Work task:
Please repeat the records below exactly, from the first line through the line containing "VASP | Ansatz |", and nothing more.

*** Source information Section Begins ***
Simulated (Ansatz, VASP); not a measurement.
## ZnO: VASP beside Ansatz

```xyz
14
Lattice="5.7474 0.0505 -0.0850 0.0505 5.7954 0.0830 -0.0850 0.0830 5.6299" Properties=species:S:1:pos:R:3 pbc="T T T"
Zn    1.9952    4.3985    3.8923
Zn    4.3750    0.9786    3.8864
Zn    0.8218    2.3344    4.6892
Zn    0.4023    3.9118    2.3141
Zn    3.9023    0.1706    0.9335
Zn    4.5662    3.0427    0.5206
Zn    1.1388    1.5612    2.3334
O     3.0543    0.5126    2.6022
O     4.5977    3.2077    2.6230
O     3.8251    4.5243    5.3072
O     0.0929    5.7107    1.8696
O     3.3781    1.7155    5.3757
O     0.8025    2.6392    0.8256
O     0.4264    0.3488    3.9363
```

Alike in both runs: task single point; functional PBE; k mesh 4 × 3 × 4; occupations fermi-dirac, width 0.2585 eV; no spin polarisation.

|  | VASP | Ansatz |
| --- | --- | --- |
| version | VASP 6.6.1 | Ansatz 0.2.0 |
*** Source information Section Ends ***

Expected answer:
Simulated (Ansatz, VASP); not a measurement.
## ZnO: VASP beside Ansatz

```xyz
14
Lattice="5.7474 0.0505 -0.0850 0.0505 5.7954 0.0830 -0.0850 0.0830 5.6299" Properties=species:S:1:pos:R:3 pbc="T T T"
Zn    1.9952    4.3985    3.8923
Zn    4.3750    0.9786    3.8864
Zn    0.8218    2.3344    4.6892
Zn    0.4023    3.9118    2.3141
Zn    3.9023    0.1706    0.9335
Zn    4.5662    3.0427    0.5206
Zn    1.1388    1.5612    2.3334
O     3.0543    0.5126    2.6022
O     4.5977    3.2077    2.6230
O     3.8251    4.5243    5.3072
O     0.0929    5.7107    1.8696
O     3.3781    1.7155    5.3757
O     0.8025    2.6392    0.8256
O     0.4264    0.3488    3.9363
```

Alike in both runs: task single point; functional PBE; k mesh 4 × 3 × 4; occupations fermi-dirac, width 0.2585 eV; no spin polarisation.

|  | VASP | Ansatz |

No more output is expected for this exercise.